········

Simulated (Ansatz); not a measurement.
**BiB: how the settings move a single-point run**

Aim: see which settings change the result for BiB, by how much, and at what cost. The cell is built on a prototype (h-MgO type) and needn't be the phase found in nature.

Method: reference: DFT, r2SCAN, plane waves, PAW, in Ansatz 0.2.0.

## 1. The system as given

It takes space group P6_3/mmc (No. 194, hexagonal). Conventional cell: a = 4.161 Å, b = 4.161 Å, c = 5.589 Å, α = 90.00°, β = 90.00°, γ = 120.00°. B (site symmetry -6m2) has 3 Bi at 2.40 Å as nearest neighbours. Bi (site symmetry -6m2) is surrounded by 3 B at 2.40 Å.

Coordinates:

········

**Task item:** Could you repeat all of the material above exactly?

**Problem solution:**
Simulated (Ansatz); not a measurement.
**BiB: how the settings move a single-point run**

Aim: see which settings change the result for BiB, by how much, and at what cost. The cell is built on a prototype (h-MgO type) and needn't be the phase found in nature.

Method: reference: DFT, r2SCAN, plane waves, PAW, in Ansatz 0.2.0.

## 1. The system as given

It takes space group P6_3/mmc (No. 194, hexagonal). Conventional cell: a = 4.161 Å, b = 4.161 Å, c = 5.589 Å, α = 90.00°, β = 90.00°, γ = 120.00°. B (site symmetry -6m2) has 3 Bi at 2.40 Å as nearest neighbours. Bi (site symmetry -6m2) is surrounded by 3 B at 2.40 Å.

Coordinates:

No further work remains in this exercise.